▸ Requirement: Please set down each line of the material exactly.

─── Record excerpts ───

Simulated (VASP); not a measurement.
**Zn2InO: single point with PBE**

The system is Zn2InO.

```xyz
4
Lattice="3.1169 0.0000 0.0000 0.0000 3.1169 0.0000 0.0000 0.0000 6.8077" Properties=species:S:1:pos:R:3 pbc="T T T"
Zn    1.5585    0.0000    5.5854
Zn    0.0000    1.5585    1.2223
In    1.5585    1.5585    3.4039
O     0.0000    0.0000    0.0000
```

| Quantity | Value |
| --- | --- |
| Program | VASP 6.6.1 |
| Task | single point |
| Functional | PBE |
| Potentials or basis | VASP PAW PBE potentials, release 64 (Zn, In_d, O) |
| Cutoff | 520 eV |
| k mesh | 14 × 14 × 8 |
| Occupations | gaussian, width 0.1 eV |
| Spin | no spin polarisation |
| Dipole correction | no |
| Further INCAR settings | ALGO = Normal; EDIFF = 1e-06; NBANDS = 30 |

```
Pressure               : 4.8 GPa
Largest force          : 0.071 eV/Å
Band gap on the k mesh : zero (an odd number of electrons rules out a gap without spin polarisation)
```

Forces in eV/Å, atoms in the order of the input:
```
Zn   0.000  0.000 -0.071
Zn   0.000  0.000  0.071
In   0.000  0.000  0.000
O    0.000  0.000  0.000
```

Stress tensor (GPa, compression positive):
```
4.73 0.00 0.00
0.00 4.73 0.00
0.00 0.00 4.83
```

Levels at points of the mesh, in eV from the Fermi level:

───

▸ Exercise solution:
Simulated (VASP); not a measurement.
**Zn2InO: single point with PBE**

The system is Zn2InO.

```xyz
4
Lattice="3.1169 0.0000 0.0000 0.0000 3.1169 0.0000 0.0000 0.0000 6.8077" Properties=species:S:1:pos:R:3 pbc="T T T"
Zn    1.5585    0.0000    5.5854
Zn    0.0000    1.5585    1.2223
In    1.5585    1.5585    3.4039
O     0.0000    0.0000    0.0000
```

| Quantity | Value |
| --- | --- |
| Program | VASP 6.6.1 |
| Task | single point |
| Functional | PBE |
| Potentials or basis | VASP PAW PBE potentials, release 64 (Zn, In_d, O) |
| Cutoff | 520 eV |
| k mesh | 14 × 14 × 8 |
| Occupations | gaussian, width 0.1 eV |
| Spin | no spin polarisation |
| Dipole correction | no |
| Further INCAR settings | ALGO = Normal; EDIFF = 1e-06; NBANDS = 30 |

```
Pressure               : 4.8 GPa
Largest force          : 0.071 eV/Å
Band gap on the k mesh : zero (an odd number of electrons rules out a gap without spin polarisation)
```

Forces in eV/Å, atoms in the order of the input:
```
Zn   0.000  0.000 -0.071
Zn   0.000  0.000  0.071
In   0.000  0.000  0.000
O    0.000  0.000  0.000
```

Stress tensor (GPa, compression positive):
```
4.73 0.00 0.00
0.00 4.73 0.00
0.00 0.00 4.83
```

Levels at points of the mesh, in eV from the Fermi level:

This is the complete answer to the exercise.